### WORK ORDER
When you reach the line with "none | 1.5 |" in the listing below, transcribe it and each line after it up to and including the line with "none | 0.1 |", exactly and with nothing else.

### EXERCISE DATA
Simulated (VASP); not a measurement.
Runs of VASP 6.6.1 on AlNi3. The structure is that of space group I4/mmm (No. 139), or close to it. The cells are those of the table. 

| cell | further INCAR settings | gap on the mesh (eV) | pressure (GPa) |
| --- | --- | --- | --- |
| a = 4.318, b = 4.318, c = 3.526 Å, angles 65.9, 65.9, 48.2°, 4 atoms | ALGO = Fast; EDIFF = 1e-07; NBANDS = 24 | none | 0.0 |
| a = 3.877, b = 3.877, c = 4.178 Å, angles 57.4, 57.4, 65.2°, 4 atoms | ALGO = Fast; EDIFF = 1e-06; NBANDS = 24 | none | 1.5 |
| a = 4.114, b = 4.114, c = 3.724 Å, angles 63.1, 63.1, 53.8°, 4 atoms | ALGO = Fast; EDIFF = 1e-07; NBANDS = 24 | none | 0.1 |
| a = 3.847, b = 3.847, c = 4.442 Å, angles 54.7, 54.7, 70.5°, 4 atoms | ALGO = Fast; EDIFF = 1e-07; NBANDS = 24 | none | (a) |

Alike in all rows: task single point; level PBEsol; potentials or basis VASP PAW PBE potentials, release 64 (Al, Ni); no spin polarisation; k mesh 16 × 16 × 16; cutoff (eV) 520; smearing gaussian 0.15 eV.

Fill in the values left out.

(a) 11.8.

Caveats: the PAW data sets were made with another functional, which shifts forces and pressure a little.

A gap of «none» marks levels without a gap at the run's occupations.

### RESPONSE BOX
| a = 3.877, b = 3.877, c = 4.178 Å, angles 57.4, 57.4, 65.2°, 4 atoms | ALGO = Fast; EDIFF = 1e-06; NBANDS = 24 | none | 1.5 |
| a = 4.114, b = 4.114, c = 3.724 Å, angles 63.1, 63.1, 53.8°, 4 atoms | ALGO = Fast; EDIFF = 1e-07; NBANDS = 24 | none | 0.1 |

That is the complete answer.